• Task item
All lines of the material must be output verbatim.

··········
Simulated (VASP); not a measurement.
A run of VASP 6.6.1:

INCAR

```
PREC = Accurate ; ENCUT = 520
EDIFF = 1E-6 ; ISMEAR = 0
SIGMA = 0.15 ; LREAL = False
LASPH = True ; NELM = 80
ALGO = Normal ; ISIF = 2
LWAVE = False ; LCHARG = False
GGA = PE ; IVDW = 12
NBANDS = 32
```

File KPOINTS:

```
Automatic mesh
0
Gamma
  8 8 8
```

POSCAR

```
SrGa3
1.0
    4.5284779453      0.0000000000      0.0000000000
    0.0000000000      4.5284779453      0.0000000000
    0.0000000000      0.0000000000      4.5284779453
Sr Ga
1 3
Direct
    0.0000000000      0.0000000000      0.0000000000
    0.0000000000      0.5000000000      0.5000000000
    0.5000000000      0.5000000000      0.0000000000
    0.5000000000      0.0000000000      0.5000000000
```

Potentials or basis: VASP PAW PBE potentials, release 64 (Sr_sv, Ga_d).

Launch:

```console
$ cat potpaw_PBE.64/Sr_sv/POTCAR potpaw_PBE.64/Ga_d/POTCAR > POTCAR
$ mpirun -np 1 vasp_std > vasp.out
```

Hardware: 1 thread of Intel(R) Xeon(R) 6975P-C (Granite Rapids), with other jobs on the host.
··········

• Answer box
Simulated (VASP); not a measurement.
A run of VASP 6.6.1:

INCAR

```
PREC = Accurate ; ENCUT = 520
EDIFF = 1E-6 ; ISMEAR = 0
SIGMA = 0.15 ; LREAL = False
LASPH = True ; NELM = 80
ALGO = Normal ; ISIF = 2
LWAVE = False ; LCHARG = False
GGA = PE ; IVDW = 12
NBANDS = 32
```

File KPOINTS:

```
Automatic mesh
0
Gamma
  8 8 8
```

POSCAR

```
SrGa3
1.0
    4.5284779453      0.0000000000      0.0000000000
    0.0000000000      4.5284779453      0.0000000000
    0.0000000000      0.0000000000      4.5284779453
Sr Ga
1 3
Direct
    0.0000000000      0.0000000000      0.0000000000
    0.0000000000      0.5000000000      0.5000000000
    0.5000000000      0.5000000000      0.0000000000
    0.5000000000      0.0000000000      0.5000000000
```

Potentials or basis: VASP PAW PBE potentials, release 64 (Sr_sv, Ga_d).

Launch:

```console
$ cat potpaw_PBE.64/Sr_sv/POTCAR potpaw_PBE.64/Ga_d/POTCAR > POTCAR
$ mpirun -np 1 vasp_std > vasp.out
```

Hardware: 1 thread of Intel(R) Xeon(R) 6975P-C (Granite Rapids), with other jobs on the host.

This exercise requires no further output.